BEGIN ENTRIES SHOWN

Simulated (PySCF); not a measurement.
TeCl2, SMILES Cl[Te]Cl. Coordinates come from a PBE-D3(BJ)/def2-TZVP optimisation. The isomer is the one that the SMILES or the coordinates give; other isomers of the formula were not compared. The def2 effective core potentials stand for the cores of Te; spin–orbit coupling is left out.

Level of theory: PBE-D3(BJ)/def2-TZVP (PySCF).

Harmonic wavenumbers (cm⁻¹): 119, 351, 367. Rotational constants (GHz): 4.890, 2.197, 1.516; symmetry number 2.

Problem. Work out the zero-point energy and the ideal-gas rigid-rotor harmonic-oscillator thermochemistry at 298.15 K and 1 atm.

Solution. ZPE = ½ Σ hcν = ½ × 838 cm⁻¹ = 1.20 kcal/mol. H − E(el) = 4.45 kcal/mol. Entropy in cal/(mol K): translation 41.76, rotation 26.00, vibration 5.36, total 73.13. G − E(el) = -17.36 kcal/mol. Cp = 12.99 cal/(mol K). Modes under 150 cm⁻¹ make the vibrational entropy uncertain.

END ENTRIES SHOWN

### WORK ORDER
The records above should be printed exactly, please, from the first line through the line containing "Problem. Work out", with both ends kept and nothing past it.

### YOUR SOLUTION
Simulated (PySCF); not a measurement.
TeCl2, SMILES Cl[Te]Cl. Coordinates come from a PBE-D3(BJ)/def2-TZVP optimisation. The isomer is the one that the SMILES or the coordinates give; other isomers of the formula were not compared. The def2 effective core potentials stand for the cores of Te; spin–orbit coupling is left out.

Level of theory: PBE-D3(BJ)/def2-TZVP (PySCF).

Harmonic wavenumbers (cm⁻¹): 119, 351, 367. Rotational constants (GHz): 4.890, 2.197, 1.516; symmetry number 2.

Problem. Work out the zero-point energy and the ideal-gas rigid-rotor harmonic-oscillator thermochemistry at 298.15 K and 1 atm.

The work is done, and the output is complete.